Work instruction –
Using the entries that follow, write out the line containing "Use S(trans) = R[1.5", the line containing "A: Translation 168.3.", and every line between them, exactly and nothing else.

(Material shown Opens)

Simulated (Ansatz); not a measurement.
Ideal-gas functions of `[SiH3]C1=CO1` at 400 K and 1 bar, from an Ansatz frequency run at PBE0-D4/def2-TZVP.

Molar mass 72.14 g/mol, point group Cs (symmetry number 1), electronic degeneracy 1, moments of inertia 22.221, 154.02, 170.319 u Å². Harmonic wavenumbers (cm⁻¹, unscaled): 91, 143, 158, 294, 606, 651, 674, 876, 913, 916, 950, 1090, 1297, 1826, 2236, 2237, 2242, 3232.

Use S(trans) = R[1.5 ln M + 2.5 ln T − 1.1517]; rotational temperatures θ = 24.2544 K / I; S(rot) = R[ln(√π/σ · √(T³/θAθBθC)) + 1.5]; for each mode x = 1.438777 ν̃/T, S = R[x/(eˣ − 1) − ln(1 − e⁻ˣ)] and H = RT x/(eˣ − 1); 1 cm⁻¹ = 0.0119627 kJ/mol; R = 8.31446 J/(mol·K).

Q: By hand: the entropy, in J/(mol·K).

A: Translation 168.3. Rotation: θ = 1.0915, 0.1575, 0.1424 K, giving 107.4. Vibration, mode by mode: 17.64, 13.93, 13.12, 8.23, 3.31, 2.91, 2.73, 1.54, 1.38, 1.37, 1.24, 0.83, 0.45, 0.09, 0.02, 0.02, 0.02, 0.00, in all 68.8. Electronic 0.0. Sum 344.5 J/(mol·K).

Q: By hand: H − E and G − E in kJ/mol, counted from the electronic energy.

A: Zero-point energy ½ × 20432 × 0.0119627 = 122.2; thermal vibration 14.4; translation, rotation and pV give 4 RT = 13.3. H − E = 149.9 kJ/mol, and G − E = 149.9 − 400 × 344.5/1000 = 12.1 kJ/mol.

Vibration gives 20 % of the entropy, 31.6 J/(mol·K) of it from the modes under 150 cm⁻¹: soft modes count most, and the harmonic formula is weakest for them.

(Material shown Closes)

Exercise solution –
Use S(trans) = R[1.5 ln M + 2.5 ln T − 1.1517]; rotational temperatures θ = 24.2544 K / I; S(rot) = R[ln(√π/σ · √(T³/θAθBθC)) + 1.5]; for each mode x = 1.438777 ν̃/T, S = R[x/(eˣ − 1) − ln(1 − e⁻ˣ)] and H = RT x/(eˣ − 1); 1 cm⁻¹ = 0.0119627 kJ/mol; R = 8.31446 J/(mol·K).

Q: By hand: the entropy, in J/(mol·K).

A: Translation 168.3. Rotation: θ = 1.0915, 0.1575, 0.1424 K, giving 107.4. Vibration, mode by mode: 17.64, 13.93, 13.12, 8.23, 3.31, 2.91, 2.73, 1.54, 1.38, 1.37, 1.24, 0.83, 0.45, 0.09, 0.02, 0.02, 0.02, 0.00, in all 68.8. Electronic 0.0. Sum 344.5 J/(mol·K).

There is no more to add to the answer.